WORK ITEM
When you reach the line with "# C2H8ClMgN: the cost of one run" in the listing below, transcribe it and each line after it up to and including the line with "Program: Ansatz 0.2.0.", exactly and with nothing else.

Start of DATA FOR REVIEW

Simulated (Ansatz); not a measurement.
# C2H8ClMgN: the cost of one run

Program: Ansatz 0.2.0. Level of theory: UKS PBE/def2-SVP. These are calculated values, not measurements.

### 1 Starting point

End of DATA FOR REVIEW

RESPONSE AREA
# C2H8ClMgN: the cost of one run

Program: Ansatz 0.2.0. Level of theory: UKS PBE/def2-SVP. These are calculated values, not measurements.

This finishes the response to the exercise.